● RECORD EXCERPTS
•••••

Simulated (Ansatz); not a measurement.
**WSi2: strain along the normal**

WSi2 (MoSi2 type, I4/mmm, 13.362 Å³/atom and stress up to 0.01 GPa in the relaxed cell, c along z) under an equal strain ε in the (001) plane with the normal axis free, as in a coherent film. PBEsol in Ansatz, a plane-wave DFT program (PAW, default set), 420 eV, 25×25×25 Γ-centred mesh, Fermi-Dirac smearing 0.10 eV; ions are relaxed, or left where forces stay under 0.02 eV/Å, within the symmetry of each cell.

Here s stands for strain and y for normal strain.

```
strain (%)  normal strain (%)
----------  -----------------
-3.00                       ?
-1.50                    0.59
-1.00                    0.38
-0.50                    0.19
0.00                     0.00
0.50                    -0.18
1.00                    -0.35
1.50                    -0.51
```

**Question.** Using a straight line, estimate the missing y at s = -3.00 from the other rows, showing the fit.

•••••

Every line from the start of the material above through the line that contains "along the normal**" must be written out exactly, with both ends included.

● TASK SOLUTION
Simulated (Ansatz); not a measurement.
**WSi2: strain along the normal**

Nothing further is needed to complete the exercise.